Information given:
*** Begin section ***
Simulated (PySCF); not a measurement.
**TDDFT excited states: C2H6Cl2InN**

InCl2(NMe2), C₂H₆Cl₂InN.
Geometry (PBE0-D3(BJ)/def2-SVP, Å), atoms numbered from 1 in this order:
*** End section ***

Work task: Reproduce the whole listing so that each line matches the original exactly.

Answer area:
Simulated (PySCF); not a measurement.
**TDDFT excited states: C2H6Cl2InN**

InCl2(NMe2), C₂H₆Cl₂InN.
Geometry (PBE0-D3(BJ)/def2-SVP, Å), atoms numbered from 1 in this order:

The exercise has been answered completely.